[Provided information]
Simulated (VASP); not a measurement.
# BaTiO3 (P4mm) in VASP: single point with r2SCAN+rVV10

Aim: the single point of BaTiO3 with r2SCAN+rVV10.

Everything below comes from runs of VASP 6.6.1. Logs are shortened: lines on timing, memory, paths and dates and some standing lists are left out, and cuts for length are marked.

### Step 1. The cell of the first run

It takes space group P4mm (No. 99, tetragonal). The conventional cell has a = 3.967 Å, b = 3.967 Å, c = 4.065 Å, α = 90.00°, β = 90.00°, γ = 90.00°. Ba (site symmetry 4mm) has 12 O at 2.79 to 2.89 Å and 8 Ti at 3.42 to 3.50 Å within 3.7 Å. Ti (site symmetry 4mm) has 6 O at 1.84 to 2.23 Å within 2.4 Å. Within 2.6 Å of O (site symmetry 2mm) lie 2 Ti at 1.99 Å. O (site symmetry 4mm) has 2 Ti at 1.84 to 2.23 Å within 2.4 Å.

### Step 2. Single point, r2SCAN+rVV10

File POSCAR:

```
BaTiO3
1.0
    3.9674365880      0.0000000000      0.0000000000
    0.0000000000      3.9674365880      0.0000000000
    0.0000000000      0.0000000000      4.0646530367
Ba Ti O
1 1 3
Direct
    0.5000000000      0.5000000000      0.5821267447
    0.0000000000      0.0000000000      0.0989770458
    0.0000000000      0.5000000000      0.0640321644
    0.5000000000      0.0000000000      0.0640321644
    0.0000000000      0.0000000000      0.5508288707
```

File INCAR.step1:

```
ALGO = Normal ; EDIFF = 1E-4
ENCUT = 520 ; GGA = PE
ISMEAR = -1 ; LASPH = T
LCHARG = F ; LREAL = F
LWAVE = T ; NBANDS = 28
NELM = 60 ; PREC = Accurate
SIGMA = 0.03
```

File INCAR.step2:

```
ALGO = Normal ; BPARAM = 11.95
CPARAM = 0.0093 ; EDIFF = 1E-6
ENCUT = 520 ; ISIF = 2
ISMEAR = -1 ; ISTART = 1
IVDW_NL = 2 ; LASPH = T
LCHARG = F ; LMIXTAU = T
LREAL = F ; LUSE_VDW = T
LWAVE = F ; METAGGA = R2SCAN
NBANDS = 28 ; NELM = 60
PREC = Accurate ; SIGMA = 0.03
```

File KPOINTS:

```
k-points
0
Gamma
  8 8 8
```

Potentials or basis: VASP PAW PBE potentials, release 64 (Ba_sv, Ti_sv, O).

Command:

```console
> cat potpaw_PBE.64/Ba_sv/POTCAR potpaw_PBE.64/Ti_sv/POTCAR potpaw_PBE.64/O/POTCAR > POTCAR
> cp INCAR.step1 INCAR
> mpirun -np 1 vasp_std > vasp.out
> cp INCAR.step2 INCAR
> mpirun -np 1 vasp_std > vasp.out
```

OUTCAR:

[Work order] Output the lines of the records above exactly as they appear, from the line containing "Everything below comes" through the line containing "### Step 1. The cell of the first run".

[Task answer]
Everything below comes from runs of VASP 6.6.1. Logs are shortened: lines on timing, memory, paths and dates and some standing lists are left out, and cuts for length are marked.

### Step 1. The cell of the first run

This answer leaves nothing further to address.